▶ [Assigned task]
Please reproduce the data in full, exactly as it stands.

▶ [Data extract]
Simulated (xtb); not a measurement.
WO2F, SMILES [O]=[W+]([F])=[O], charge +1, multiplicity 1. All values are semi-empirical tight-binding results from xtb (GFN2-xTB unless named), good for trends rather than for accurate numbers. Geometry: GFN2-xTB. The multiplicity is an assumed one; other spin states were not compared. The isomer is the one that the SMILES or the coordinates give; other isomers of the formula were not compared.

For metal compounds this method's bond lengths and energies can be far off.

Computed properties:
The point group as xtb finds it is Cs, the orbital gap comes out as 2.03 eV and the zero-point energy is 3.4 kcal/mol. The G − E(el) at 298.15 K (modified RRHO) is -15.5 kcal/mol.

▶ [Answer section]
Simulated (xtb); not a measurement.
WO2F, SMILES [O]=[W+]([F])=[O], charge +1, multiplicity 1. All values are semi-empirical tight-binding results from xtb (GFN2-xTB unless named), good for trends rather than for accurate numbers. Geometry: GFN2-xTB. The multiplicity is an assumed one; other spin states were not compared. The isomer is the one that the SMILES or the coordinates give; other isomers of the formula were not compared.

For metal compounds this method's bond lengths and energies can be far off.

Computed properties:
The point group as xtb finds it is Cs, the orbital gap comes out as 2.03 eV and the zero-point energy is 3.4 kcal/mol. The G − E(el) at 298.15 K (modified RRHO) is -15.5 kcal/mol.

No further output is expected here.